# [ACTIVITY]
All lines from the one containing "VASP 6.6.1 |" down to the one containing "A: Pressure -3.8 GPa.", both ends included, are to be given again exactly; omit the rest of the listing below.

# [INFORMATION]
* * * * * * * * *
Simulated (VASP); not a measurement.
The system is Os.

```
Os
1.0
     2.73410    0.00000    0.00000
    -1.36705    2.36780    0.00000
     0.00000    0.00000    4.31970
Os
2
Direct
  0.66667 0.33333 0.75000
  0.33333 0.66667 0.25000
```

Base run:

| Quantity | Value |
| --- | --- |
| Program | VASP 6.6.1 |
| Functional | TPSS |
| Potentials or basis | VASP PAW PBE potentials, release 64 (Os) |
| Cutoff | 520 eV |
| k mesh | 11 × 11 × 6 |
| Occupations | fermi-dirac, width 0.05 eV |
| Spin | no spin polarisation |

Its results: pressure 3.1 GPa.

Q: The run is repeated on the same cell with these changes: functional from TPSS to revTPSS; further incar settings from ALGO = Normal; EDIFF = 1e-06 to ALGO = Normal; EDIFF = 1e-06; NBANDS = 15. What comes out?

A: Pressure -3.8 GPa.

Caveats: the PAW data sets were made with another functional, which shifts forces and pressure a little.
* * * * * * * * *

# [EXERCISE RESULT]
| Program | VASP 6.6.1 |
| Functional | TPSS |
| Potentials or basis | VASP PAW PBE potentials, release 64 (Os) |
| Cutoff | 520 eV |
| k mesh | 11 × 11 × 6 |
| Occupations | fermi-dirac, width 0.05 eV |
| Spin | no spin polarisation |

Its results: pressure 3.1 GPa.

Q: The run is repeated on the same cell with these changes: functional from TPSS to revTPSS; further incar settings from ALGO = Normal; EDIFF = 1e-06 to ALGO = Normal; EDIFF = 1e-06; NBANDS = 15. What comes out?

A: Pressure -3.8 GPa.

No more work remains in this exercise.